Set down each line from the start of the material exactly, please, up to and including the one that contains "4. B3LYP: 3.506 + (10.233) × 0.2 = 5.55 eV.".

═══ Provided data

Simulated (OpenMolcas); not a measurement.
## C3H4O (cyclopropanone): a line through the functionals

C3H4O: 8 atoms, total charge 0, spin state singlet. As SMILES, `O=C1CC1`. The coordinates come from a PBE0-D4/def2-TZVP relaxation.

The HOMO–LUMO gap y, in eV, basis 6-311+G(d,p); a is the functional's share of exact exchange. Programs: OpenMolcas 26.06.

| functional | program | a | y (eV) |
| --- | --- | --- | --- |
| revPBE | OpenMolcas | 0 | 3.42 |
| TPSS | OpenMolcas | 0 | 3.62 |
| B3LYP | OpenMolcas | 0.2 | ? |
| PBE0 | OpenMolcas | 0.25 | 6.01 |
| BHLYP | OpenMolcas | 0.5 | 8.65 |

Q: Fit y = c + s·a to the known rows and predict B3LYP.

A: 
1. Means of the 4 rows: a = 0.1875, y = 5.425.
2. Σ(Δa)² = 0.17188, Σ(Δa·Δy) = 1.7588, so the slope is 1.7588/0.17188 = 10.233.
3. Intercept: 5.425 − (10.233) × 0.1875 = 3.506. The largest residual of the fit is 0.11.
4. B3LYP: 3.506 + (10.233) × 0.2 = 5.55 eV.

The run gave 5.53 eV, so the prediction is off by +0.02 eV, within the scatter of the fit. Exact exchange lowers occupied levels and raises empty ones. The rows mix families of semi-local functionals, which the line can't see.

══════

* Problem solution *
Simulated (OpenMolcas); not a measurement.
## C3H4O (cyclopropanone): a line through the functionals

C3H4O: 8 atoms, total charge 0, spin state singlet. As SMILES, `O=C1CC1`. The coordinates come from a PBE0-D4/def2-TZVP relaxation.

The HOMO–LUMO gap y, in eV, basis 6-311+G(d,p); a is the functional's share of exact exchange. Programs: OpenMolcas 26.06.

| functional | program | a | y (eV) |
| --- | --- | --- | --- |
| revPBE | OpenMolcas | 0 | 3.42 |
| TPSS | OpenMolcas | 0 | 3.62 |
| B3LYP | OpenMolcas | 0.2 | ? |
| PBE0 | OpenMolcas | 0.25 | 6.01 |
| BHLYP | OpenMolcas | 0.5 | 8.65 |

Q: Fit y = c + s·a to the known rows and predict B3LYP.

A: 
1. Means of the 4 rows: a = 0.1875, y = 5.425.
2. Σ(Δa)² = 0.17188, Σ(Δa·Δy) = 1.7588, so the slope is 1.7588/0.17188 = 10.233.
3. Intercept: 5.425 − (10.233) × 0.1875 = 3.506. The largest residual of the fit is 0.11.
4. B3LYP: 3.506 + (10.233) × 0.2 = 5.55 eV.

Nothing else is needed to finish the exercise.